**Recorded data:**
============================================================
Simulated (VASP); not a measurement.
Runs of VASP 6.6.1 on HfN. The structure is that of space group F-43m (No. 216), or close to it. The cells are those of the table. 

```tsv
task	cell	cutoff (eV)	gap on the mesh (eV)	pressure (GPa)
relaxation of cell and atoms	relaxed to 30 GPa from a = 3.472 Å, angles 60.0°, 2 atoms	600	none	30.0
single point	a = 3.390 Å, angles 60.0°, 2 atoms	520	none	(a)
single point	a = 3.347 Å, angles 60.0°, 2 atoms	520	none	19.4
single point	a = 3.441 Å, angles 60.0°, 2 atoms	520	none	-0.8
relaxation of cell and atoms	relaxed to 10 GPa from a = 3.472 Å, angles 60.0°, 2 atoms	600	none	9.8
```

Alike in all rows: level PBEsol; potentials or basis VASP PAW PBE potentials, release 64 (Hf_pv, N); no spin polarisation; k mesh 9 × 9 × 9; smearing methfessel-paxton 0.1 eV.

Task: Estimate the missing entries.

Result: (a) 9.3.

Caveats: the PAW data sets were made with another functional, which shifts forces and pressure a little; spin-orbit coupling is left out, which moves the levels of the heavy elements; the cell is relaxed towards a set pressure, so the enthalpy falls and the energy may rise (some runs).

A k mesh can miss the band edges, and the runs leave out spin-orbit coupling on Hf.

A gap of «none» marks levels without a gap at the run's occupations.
============================================================

**Required action:**
Set down, word for word, each line from the top of the records above through the line with "A k mesh can".

**Exercise response:**
Simulated (VASP); not a measurement.
Runs of VASP 6.6.1 on HfN. The structure is that of space group F-43m (No. 216), or close to it. The cells are those of the table. 

```tsv
task	cell	cutoff (eV)	gap on the mesh (eV)	pressure (GPa)
relaxation of cell and atoms	relaxed to 30 GPa from a = 3.472 Å, angles 60.0°, 2 atoms	600	none	30.0
single point	a = 3.390 Å, angles 60.0°, 2 atoms	520	none	(a)
single point	a = 3.347 Å, angles 60.0°, 2 atoms	520	none	19.4
single point	a = 3.441 Å, angles 60.0°, 2 atoms	520	none	-0.8
relaxation of cell and atoms	relaxed to 10 GPa from a = 3.472 Å, angles 60.0°, 2 atoms	600	none	9.8
```

Alike in all rows: level PBEsol; potentials or basis VASP PAW PBE potentials, release 64 (Hf_pv, N); no spin polarisation; k mesh 9 × 9 × 9; smearing methfessel-paxton 0.1 eV.

Task: Estimate the missing entries.

Result: (a) 9.3.

Caveats: the PAW data sets were made with another functional, which shifts forces and pressure a little; spin-orbit coupling is left out, which moves the levels of the heavy elements; the cell is relaxed towards a set pressure, so the enthalpy falls and the energy may rise (some runs).

A k mesh can miss the band edges, and the runs leave out spin-orbit coupling on Hf.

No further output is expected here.